Records supplied
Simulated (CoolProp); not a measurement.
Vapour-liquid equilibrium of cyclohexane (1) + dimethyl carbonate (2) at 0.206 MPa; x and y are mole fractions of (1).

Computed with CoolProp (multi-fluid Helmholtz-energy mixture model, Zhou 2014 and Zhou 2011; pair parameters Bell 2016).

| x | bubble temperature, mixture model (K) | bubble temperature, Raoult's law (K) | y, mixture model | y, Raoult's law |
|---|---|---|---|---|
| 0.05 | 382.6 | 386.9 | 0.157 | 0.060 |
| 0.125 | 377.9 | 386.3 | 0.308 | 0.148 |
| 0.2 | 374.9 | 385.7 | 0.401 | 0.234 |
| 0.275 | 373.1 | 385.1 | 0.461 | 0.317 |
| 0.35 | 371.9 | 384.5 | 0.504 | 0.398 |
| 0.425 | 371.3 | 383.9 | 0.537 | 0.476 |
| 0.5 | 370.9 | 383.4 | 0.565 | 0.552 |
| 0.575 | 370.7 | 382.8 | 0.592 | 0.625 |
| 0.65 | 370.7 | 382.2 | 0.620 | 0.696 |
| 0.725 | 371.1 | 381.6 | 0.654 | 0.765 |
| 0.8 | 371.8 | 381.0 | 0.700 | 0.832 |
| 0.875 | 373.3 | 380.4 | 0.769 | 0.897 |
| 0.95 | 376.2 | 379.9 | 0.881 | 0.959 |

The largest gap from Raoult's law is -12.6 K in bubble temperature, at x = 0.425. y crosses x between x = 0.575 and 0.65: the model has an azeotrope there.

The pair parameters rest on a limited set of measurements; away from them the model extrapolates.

Assignment
Could you return, word for word, only the lines running from the first line of the material above to the line that contains "0.537 | 0.476 |", inclusive?

Answer box
Simulated (CoolProp); not a measurement.
Vapour-liquid equilibrium of cyclohexane (1) + dimethyl carbonate (2) at 0.206 MPa; x and y are mole fractions of (1).

Computed with CoolProp (multi-fluid Helmholtz-energy mixture model, Zhou 2014 and Zhou 2011; pair parameters Bell 2016).

| x | bubble temperature, mixture model (K) | bubble temperature, Raoult's law (K) | y, mixture model | y, Raoult's law |
|---|---|---|---|---|
| 0.05 | 382.6 | 386.9 | 0.157 | 0.060 |
| 0.125 | 377.9 | 386.3 | 0.308 | 0.148 |
| 0.2 | 374.9 | 385.7 | 0.401 | 0.234 |
| 0.275 | 373.1 | 385.1 | 0.461 | 0.317 |
| 0.35 | 371.9 | 384.5 | 0.504 | 0.398 |
| 0.425 | 371.3 | 383.9 | 0.537 | 0.476 |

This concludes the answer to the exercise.